» Assignment:
Reproduce the listing below exactly, from its first line down to and including the line with "s | 0.37 GiB |".

+ + +

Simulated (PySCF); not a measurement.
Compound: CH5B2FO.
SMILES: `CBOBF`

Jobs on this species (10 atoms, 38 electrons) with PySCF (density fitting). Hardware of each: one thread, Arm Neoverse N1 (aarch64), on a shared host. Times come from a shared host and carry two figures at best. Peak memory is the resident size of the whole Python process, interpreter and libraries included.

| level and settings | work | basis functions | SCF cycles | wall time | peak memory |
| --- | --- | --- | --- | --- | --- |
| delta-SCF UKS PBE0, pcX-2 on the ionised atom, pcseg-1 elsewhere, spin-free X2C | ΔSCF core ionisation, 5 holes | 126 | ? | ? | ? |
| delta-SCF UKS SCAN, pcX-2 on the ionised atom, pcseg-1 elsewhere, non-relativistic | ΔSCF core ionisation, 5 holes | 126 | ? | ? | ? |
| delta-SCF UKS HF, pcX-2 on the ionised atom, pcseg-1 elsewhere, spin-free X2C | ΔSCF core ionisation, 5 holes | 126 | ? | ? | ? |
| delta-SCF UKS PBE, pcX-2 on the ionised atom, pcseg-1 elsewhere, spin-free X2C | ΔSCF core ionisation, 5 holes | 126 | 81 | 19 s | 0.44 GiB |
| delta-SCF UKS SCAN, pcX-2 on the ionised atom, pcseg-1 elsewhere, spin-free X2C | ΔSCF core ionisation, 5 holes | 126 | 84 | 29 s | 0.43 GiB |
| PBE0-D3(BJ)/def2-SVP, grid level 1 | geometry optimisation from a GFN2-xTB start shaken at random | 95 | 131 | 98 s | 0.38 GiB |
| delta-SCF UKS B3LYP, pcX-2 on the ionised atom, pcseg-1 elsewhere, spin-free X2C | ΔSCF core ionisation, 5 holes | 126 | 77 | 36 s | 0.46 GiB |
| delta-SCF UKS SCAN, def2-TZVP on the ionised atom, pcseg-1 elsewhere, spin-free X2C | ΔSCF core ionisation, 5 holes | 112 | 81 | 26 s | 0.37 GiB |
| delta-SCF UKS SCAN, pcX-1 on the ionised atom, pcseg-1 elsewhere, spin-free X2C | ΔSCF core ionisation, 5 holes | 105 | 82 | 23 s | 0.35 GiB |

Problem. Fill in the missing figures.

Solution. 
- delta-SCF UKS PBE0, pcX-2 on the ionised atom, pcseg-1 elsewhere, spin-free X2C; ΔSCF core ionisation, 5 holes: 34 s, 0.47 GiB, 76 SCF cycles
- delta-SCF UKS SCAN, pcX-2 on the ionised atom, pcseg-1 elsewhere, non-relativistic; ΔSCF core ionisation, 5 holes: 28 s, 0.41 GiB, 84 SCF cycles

+ + +

» Solution:
Simulated (PySCF); not a measurement.
Compound: CH5B2FO.
SMILES: `CBOBF`

Jobs on this species (10 atoms, 38 electrons) with PySCF (density fitting). Hardware of each: one thread, Arm Neoverse N1 (aarch64), on a shared host. Times come from a shared host and carry two figures at best. Peak memory is the resident size of the whole Python process, interpreter and libraries included.

| level and settings | work | basis functions | SCF cycles | wall time | peak memory |
| --- | --- | --- | --- | --- | --- |
| delta-SCF UKS PBE0, pcX-2 on the ionised atom, pcseg-1 elsewhere, spin-free X2C | ΔSCF core ionisation, 5 holes | 126 | ? | ? | ? |
| delta-SCF UKS SCAN, pcX-2 on the ionised atom, pcseg-1 elsewhere, non-relativistic | ΔSCF core ionisation, 5 holes | 126 | ? | ? | ? |
| delta-SCF UKS HF, pcX-2 on the ionised atom, pcseg-1 elsewhere, spin-free X2C | ΔSCF core ionisation, 5 holes | 126 | ? | ? | ? |
| delta-SCF UKS PBE, pcX-2 on the ionised atom, pcseg-1 elsewhere, spin-free X2C | ΔSCF core ionisation, 5 holes | 126 | 81 | 19 s | 0.44 GiB |
| delta-SCF UKS SCAN, pcX-2 on the ionised atom, pcseg-1 elsewhere, spin-free X2C | ΔSCF core ionisation, 5 holes | 126 | 84 | 29 s | 0.43 GiB |
| PBE0-D3(BJ)/def2-SVP, grid level 1 | geometry optimisation from a GFN2-xTB start shaken at random | 95 | 131 | 98 s | 0.38 GiB |
| delta-SCF UKS B3LYP, pcX-2 on the ionised atom, pcseg-1 elsewhere, spin-free X2C | ΔSCF core ionisation, 5 holes | 126 | 77 | 36 s | 0.46 GiB |
| delta-SCF UKS SCAN, def2-TZVP on the ionised atom, pcseg-1 elsewhere, spin-free X2C | ΔSCF core ionisation, 5 holes | 112 | 81 | 26 s | 0.37 GiB |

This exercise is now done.